=== Section Start ===

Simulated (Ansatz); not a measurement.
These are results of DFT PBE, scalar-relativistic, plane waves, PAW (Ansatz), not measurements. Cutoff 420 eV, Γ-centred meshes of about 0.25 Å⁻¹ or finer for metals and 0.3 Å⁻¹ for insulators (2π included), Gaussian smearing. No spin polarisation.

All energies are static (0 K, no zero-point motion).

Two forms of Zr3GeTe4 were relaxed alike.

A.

=== Section End ===

** WORK ITEM **
Line by line, please reproduce the records exactly.

** ANSWER AREA **
Simulated (Ansatz); not a measurement.
These are results of DFT PBE, scalar-relativistic, plane waves, PAW (Ansatz), not measurements. Cutoff 420 eV, Γ-centred meshes of about 0.25 Å⁻¹ or finer for metals and 0.3 Å⁻¹ for insulators (2π included), Gaussian smearing. No spin polarisation.

All energies are static (0 K, no zero-point motion).

Two forms of Zr3GeTe4 were relaxed alike.

A.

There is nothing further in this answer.